# # #

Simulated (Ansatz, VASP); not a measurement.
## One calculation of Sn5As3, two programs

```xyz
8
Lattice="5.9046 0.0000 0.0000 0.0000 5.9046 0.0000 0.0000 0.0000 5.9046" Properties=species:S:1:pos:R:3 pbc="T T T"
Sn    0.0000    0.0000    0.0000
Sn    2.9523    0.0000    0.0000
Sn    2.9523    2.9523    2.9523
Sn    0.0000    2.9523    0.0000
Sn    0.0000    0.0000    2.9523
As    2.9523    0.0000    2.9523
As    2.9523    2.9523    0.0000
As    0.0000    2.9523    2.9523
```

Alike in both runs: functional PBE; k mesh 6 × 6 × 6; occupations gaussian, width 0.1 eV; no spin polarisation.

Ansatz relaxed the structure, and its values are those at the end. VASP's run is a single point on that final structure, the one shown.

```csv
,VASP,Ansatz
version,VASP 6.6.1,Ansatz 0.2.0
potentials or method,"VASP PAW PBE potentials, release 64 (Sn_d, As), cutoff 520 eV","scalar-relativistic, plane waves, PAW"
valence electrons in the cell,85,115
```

# # #

WORK TASK ▸
Nothing should be left out. Reproduce all the entries precisely.

EXERCISE RESPONSE ▸
Simulated (Ansatz, VASP); not a measurement.
## One calculation of Sn5As3, two programs

```xyz
8
Lattice="5.9046 0.0000 0.0000 0.0000 5.9046 0.0000 0.0000 0.0000 5.9046" Properties=species:S:1:pos:R:3 pbc="T T T"
Sn    0.0000    0.0000    0.0000
Sn    2.9523    0.0000    0.0000
Sn    2.9523    2.9523    2.9523
Sn    0.0000    2.9523    0.0000
Sn    0.0000    0.0000    2.9523
As    2.9523    0.0000    2.9523
As    2.9523    2.9523    0.0000
As    0.0000    2.9523    2.9523
```

Alike in both runs: functional PBE; k mesh 6 × 6 × 6; occupations gaussian, width 0.1 eV; no spin polarisation.

Ansatz relaxed the structure, and its values are those at the end. VASP's run is a single point on that final structure, the one shown.

```csv
,VASP,Ansatz
version,VASP 6.6.1,Ansatz 0.2.0
potentials or method,"VASP PAW PBE potentials, release 64 (Sn_d, As), cutoff 520 eV","scalar-relativistic, plane waves, PAW"
valence electrons in the cell,85,115
```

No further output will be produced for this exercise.